§ **ACTIVITY**
A single stretch of the material below is to be transcribed exactly, starting at the line with "The system is CoO." and ending after the line with "Its results: band".

§ **MATERIAL SUPPLIED**
────

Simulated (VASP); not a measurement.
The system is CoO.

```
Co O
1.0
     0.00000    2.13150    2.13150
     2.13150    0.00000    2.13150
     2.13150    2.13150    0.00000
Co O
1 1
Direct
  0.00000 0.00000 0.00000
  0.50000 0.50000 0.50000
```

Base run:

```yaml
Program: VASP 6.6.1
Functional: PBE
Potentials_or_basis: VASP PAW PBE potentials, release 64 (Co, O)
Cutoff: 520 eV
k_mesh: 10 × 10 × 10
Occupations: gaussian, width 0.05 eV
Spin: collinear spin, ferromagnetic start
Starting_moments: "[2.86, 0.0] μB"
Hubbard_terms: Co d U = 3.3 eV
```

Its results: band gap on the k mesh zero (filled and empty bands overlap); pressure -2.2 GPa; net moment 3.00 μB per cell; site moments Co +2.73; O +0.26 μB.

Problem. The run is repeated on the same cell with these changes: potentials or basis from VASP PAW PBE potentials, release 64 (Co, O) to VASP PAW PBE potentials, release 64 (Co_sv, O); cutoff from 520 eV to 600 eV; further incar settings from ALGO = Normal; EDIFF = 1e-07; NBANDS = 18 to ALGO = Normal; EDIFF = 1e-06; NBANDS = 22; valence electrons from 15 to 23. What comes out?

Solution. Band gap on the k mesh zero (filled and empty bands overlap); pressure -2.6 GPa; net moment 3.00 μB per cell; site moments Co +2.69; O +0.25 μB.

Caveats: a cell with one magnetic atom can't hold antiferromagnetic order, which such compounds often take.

────

§ **YOUR RESPONSE**
The system is CoO.

```
Co O
1.0
     0.00000    2.13150    2.13150
     2.13150    0.00000    2.13150
     2.13150    2.13150    0.00000
Co O
1 1
Direct
  0.00000 0.00000 0.00000
  0.50000 0.50000 0.50000
```

Base run:

```yaml
Program: VASP 6.6.1
Functional: PBE
Potentials_or_basis: VASP PAW PBE potentials, release 64 (Co, O)
Cutoff: 520 eV
k_mesh: 10 × 10 × 10
Occupations: gaussian, width 0.05 eV
Spin: collinear spin, ferromagnetic start
Starting_moments: "[2.86, 0.0] μB"
Hubbard_terms: Co d U = 3.3 eV
```

Its results: band gap on the k mesh zero (filled and empty bands overlap); pressure -2.2 GPa; net moment 3.00 μB per cell; site moments Co +2.73; O +0.26 μB.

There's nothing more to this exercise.